**Required action:**
Could you write out the records below exactly as they appear?

**Record set:**
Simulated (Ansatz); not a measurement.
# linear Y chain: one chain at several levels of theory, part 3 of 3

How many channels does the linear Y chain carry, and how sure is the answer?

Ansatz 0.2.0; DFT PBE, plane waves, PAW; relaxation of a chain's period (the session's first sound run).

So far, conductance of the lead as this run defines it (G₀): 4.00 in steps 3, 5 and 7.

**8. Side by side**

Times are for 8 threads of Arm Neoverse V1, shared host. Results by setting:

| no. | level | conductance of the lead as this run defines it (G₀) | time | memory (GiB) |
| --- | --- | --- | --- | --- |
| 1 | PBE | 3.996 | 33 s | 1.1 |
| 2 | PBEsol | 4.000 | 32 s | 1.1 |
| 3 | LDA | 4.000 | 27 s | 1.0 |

**Response box:**
Simulated (Ansatz); not a measurement.
# linear Y chain: one chain at several levels of theory, part 3 of 3

How many channels does the linear Y chain carry, and how sure is the answer?

Ansatz 0.2.0; DFT PBE, plane waves, PAW; relaxation of a chain's period (the session's first sound run).

So far, conductance of the lead as this run defines it (G₀): 4.00 in steps 3, 5 and 7.

**8. Side by side**

Times are for 8 threads of Arm Neoverse V1, shared host. Results by setting:

| no. | level | conductance of the lead as this run defines it (G₀) | time | memory (GiB) |
| --- | --- | --- | --- | --- |
| 1 | PBE | 3.996 | 33 s | 1.1 |
| 2 | PBEsol | 4.000 | 32 s | 1.1 |
| 3 | LDA | 4.000 | 27 s | 1.0 |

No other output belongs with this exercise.